[Extracted information — start]

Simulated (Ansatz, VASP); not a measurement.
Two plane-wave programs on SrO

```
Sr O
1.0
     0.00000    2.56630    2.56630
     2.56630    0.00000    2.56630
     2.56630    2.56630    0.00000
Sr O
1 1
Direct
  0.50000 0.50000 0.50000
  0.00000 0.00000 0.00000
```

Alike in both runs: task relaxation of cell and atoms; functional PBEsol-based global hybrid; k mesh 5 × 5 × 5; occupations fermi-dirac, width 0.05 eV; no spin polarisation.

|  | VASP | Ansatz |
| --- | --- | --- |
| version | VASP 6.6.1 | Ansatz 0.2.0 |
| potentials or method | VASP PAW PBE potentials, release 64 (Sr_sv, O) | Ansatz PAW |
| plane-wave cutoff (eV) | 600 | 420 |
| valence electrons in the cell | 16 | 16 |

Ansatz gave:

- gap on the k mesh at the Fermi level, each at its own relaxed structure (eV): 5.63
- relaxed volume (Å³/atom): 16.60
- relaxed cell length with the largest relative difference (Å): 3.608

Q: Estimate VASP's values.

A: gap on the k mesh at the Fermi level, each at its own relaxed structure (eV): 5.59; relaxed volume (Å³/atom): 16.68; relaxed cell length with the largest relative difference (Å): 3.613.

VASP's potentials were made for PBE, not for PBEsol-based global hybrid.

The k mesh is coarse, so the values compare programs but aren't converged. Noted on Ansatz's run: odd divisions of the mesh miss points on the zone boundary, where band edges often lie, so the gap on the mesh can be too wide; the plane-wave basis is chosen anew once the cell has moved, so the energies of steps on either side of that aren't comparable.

[Extracted information — finish]

Exercise: Once you reach the line with "Ansatz PAW |" in the data above, copy it and every line after it exactly, up to and including the line with "VASP's potentials were".

Exercise solution:
| potentials or method | VASP PAW PBE potentials, release 64 (Sr_sv, O) | Ansatz PAW |
| plane-wave cutoff (eV) | 600 | 420 |
| valence electrons in the cell | 16 | 16 |

Ansatz gave:

- gap on the k mesh at the Fermi level, each at its own relaxed structure (eV): 5.63
- relaxed volume (Å³/atom): 16.60
- relaxed cell length with the largest relative difference (Å): 3.608

Q: Estimate VASP's values.

A: gap on the k mesh at the Fermi level, each at its own relaxed structure (eV): 5.59; relaxed volume (Å³/atom): 16.68; relaxed cell length with the largest relative difference (Å): 3.613.

VASP's potentials were made for PBE, not for PBEsol-based global hybrid.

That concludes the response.